● ● ● ● ● ● ●

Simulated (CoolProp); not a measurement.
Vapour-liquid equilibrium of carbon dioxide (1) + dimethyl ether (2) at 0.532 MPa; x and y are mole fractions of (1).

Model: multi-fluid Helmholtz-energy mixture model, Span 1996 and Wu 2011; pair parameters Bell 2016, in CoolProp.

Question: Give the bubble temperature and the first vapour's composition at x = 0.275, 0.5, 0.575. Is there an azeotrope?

● ● ● ● ● ● ●

(Work task):
Transcribe all the material, making sure each line matches the original.

(Worked solution):
Simulated (CoolProp); not a measurement.
Vapour-liquid equilibrium of carbon dioxide (1) + dimethyl ether (2) at 0.532 MPa; x and y are mole fractions of (1).

Model: multi-fluid Helmholtz-energy mixture model, Span 1996 and Wu 2011; pair parameters Bell 2016, in CoolProp.

Question: Give the bubble temperature and the first vapour's composition at x = 0.275, 0.5, 0.575. Is there an azeotrope?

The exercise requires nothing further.